● **Data extracts**:
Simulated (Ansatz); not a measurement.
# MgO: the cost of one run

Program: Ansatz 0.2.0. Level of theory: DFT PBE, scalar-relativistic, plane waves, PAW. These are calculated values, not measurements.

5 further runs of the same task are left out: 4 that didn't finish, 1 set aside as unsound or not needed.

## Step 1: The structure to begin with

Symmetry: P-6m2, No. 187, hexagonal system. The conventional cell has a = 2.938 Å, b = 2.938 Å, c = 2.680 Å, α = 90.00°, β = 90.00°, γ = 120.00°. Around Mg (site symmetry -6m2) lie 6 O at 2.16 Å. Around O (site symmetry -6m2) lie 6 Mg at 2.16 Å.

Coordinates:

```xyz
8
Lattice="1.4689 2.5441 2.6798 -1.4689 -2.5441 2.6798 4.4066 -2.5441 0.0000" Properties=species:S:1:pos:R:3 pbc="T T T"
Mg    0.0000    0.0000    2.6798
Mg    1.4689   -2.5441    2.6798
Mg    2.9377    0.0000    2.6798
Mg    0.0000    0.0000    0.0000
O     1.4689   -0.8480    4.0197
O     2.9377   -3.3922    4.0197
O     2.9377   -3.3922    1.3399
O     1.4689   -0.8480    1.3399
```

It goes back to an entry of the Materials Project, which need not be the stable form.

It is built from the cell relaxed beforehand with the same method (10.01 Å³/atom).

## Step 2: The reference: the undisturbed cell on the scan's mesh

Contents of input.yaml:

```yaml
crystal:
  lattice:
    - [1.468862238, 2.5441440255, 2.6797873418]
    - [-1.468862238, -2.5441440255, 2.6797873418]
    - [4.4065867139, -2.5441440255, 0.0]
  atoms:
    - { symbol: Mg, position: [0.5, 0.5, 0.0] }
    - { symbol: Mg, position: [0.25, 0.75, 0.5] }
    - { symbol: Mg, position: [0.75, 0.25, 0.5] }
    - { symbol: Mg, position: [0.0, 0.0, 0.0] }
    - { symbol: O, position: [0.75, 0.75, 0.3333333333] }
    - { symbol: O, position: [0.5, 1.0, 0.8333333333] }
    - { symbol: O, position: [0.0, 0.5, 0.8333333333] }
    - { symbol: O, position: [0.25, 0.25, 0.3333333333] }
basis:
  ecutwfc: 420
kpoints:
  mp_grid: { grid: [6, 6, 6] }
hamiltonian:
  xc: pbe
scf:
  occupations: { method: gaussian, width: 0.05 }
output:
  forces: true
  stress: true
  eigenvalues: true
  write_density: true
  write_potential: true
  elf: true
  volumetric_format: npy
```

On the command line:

● **Work instruction**:
From the entries above, give again exactly the lines running from the line with "5 further runs" to the line with "## Step 1: The structure to begin with"; include both of those lines.

● **Written reply**:
5 further runs of the same task are left out: 4 that didn't finish, 1 set aside as unsound or not needed.

## Step 1: The structure to begin with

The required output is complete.